Required action
Reproduce the records exactly through the line with "A. level PBEsol+D4;".

*** Block opens ***

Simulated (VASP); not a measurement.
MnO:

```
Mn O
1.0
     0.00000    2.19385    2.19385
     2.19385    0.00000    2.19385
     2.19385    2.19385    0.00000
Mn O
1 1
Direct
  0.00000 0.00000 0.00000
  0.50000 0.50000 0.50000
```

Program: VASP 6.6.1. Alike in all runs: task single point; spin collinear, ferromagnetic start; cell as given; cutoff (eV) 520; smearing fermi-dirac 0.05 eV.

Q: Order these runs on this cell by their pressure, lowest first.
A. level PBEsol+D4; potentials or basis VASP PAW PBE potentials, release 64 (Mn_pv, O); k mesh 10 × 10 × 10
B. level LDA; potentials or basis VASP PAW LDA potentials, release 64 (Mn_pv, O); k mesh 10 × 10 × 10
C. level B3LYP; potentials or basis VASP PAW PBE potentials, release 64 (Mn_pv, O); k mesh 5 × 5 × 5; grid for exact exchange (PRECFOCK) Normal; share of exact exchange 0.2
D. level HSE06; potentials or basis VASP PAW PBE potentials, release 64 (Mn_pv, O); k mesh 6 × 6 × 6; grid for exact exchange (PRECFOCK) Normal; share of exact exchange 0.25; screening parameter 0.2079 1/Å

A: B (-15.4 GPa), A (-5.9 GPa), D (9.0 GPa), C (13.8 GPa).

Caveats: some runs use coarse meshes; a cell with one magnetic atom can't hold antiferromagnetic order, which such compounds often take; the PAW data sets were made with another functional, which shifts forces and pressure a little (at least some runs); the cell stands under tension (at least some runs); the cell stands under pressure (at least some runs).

*** Block closes ***

Written solution
Simulated (VASP); not a measurement.
MnO:

```
Mn O
1.0
     0.00000    2.19385    2.19385
     2.19385    0.00000    2.19385
     2.19385    2.19385    0.00000
Mn O
1 1
Direct
  0.00000 0.00000 0.00000
  0.50000 0.50000 0.50000
```

Program: VASP 6.6.1. Alike in all runs: task single point; spin collinear, ferromagnetic start; cell as given; cutoff (eV) 520; smearing fermi-dirac 0.05 eV.

Q: Order these runs on this cell by their pressure, lowest first.
A. level PBEsol+D4; potentials or basis VASP PAW PBE potentials, release 64 (Mn_pv, O); k mesh 10 × 10 × 10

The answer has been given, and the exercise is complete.